▸ **Record set**
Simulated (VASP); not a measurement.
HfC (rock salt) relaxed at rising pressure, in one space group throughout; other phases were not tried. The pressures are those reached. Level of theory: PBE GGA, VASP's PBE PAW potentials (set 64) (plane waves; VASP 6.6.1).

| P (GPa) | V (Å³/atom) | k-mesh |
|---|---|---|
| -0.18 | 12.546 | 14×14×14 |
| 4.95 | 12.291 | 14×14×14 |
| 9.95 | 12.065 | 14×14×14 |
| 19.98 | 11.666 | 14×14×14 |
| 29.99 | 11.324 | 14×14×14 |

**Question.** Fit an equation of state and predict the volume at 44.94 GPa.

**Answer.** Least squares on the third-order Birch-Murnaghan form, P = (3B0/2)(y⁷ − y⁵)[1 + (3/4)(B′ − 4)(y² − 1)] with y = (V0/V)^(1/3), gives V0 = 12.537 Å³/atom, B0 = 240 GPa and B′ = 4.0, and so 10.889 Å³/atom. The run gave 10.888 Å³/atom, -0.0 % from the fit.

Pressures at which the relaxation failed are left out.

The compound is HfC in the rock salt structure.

▸ **Work item**
Out of the data above, set down the lines from the one with "12.065 | 14×14×14 |" to the one with "Pressures at which", both included, exactly as written and with no additions.

▸ **Answer section**
| 9.95 | 12.065 | 14×14×14 |
| 19.98 | 11.666 | 14×14×14 |
| 29.99 | 11.324 | 14×14×14 |

**Question.** Fit an equation of state and predict the volume at 44.94 GPa.

**Answer.** Least squares on the third-order Birch-Murnaghan form, P = (3B0/2)(y⁷ − y⁵)[1 + (3/4)(B′ − 4)(y² − 1)] with y = (V0/V)^(1/3), gives V0 = 12.537 Å³/atom, B0 = 240 GPa and B′ = 4.0, and so 10.889 Å³/atom. The run gave 10.888 Å³/atom, -0.0 % from the fit.

Pressures at which the relaxation failed are left out.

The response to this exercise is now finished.